# Task item
Look below for the line holding "Here is the" and the line holding "Computed with optB88-vdW, VASP's". Repeat those two and everything between, exactly.

# Data provided
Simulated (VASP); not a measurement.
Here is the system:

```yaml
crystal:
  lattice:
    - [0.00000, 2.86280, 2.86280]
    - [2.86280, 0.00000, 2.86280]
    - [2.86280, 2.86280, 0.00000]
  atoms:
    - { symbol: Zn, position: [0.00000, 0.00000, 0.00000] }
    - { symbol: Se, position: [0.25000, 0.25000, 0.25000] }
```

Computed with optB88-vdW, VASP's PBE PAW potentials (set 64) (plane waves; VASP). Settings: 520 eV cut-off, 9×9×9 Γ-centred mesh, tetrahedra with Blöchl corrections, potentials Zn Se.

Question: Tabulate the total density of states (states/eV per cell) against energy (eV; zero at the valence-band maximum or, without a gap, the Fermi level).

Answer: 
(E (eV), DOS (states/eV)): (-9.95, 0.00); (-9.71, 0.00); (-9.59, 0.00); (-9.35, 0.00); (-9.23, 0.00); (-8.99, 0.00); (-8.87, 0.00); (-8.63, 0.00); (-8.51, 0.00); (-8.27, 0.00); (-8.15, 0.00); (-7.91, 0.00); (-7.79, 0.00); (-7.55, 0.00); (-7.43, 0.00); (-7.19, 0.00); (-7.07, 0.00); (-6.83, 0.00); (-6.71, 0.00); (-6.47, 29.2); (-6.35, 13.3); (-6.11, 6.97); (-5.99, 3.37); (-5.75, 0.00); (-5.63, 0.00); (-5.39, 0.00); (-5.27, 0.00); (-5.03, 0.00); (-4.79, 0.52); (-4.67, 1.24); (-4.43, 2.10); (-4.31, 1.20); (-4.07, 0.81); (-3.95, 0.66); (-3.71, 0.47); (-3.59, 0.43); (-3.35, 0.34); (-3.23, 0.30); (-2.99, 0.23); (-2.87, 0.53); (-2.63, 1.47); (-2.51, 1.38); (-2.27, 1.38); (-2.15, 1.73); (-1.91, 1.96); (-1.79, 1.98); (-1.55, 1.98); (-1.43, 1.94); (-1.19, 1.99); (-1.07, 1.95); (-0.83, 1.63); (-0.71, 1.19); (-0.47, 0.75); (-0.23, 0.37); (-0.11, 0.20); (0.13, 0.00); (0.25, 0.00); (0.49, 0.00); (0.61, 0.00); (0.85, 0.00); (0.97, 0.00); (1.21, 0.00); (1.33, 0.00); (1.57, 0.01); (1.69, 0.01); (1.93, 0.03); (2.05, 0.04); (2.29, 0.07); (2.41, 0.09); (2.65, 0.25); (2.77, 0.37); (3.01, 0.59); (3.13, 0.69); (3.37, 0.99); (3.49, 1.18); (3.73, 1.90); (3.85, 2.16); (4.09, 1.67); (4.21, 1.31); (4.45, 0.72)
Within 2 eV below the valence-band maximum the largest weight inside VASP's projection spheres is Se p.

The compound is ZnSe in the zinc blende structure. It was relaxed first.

# Task solution
Here is the system:

```yaml
crystal:
  lattice:
    - [0.00000, 2.86280, 2.86280]
    - [2.86280, 0.00000, 2.86280]
    - [2.86280, 2.86280, 0.00000]
  atoms:
    - { symbol: Zn, position: [0.00000, 0.00000, 0.00000] }
    - { symbol: Se, position: [0.25000, 0.25000, 0.25000] }
```

Computed with optB88-vdW, VASP's PBE PAW potentials (set 64) (plane waves; VASP). Settings: 520 eV cut-off, 9×9×9 Γ-centred mesh, tetrahedra with Blöchl corrections, potentials Zn Se.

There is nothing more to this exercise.